▶ [Data to examine]
++++

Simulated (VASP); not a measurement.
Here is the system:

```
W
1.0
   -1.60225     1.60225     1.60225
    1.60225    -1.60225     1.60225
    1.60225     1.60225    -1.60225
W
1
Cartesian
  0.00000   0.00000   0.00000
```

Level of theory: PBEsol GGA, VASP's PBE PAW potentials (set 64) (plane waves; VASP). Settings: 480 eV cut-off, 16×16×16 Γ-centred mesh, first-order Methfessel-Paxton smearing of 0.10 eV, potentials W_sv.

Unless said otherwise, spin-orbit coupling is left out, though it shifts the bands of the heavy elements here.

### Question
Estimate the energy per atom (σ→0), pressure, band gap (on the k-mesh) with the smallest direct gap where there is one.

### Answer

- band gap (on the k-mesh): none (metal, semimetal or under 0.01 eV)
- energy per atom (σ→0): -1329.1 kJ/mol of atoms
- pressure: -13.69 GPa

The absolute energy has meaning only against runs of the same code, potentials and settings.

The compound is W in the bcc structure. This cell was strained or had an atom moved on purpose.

++++

Only the lines above from the one with "Here is the" through the one with "### Question" should be duplicated, character for character.

▶ [Your response]
Here is the system:

```
W
1.0
   -1.60225     1.60225     1.60225
    1.60225    -1.60225     1.60225
    1.60225     1.60225    -1.60225
W
1
Cartesian
  0.00000   0.00000   0.00000
```

Level of theory: PBEsol GGA, VASP's PBE PAW potentials (set 64) (plane waves; VASP). Settings: 480 eV cut-off, 16×16×16 Γ-centred mesh, first-order Methfessel-Paxton smearing of 0.10 eV, potentials W_sv.

Unless said otherwise, spin-orbit coupling is left out, though it shifts the bands of the heavy elements here.

### Question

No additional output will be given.